[Record excerpts]:
# # # # # # #

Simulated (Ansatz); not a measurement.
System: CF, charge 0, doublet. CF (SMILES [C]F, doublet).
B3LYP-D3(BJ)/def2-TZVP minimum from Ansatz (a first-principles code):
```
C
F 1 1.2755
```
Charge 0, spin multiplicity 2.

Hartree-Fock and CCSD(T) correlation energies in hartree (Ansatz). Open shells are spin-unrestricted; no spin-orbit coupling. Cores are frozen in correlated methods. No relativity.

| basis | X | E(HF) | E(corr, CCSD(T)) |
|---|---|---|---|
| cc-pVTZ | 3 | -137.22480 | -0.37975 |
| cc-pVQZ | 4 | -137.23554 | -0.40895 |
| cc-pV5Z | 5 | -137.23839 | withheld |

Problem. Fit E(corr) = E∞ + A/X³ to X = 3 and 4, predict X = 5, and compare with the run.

# # # # # # #

[Required action]: Transcribe, exactly and without additions, the lines of the records above, beginning with the line that contains "Hartree-Fock and CCSD(T)" and ending with the line that contains "-137.23839 | withheld |", both included.

[Exercise solution]:
Hartree-Fock and CCSD(T) correlation energies in hartree (Ansatz). Open shells are spin-unrestricted; no spin-orbit coupling. Cores are frozen in correlated methods. No relativity.

| basis | X | E(HF) | E(corr, CCSD(T)) |
|---|---|---|---|
| cc-pVTZ | 3 | -137.22480 | -0.37975 |
| cc-pVQZ | 4 | -137.23554 | -0.40895 |
| cc-pV5Z | 5 | -137.23839 | withheld |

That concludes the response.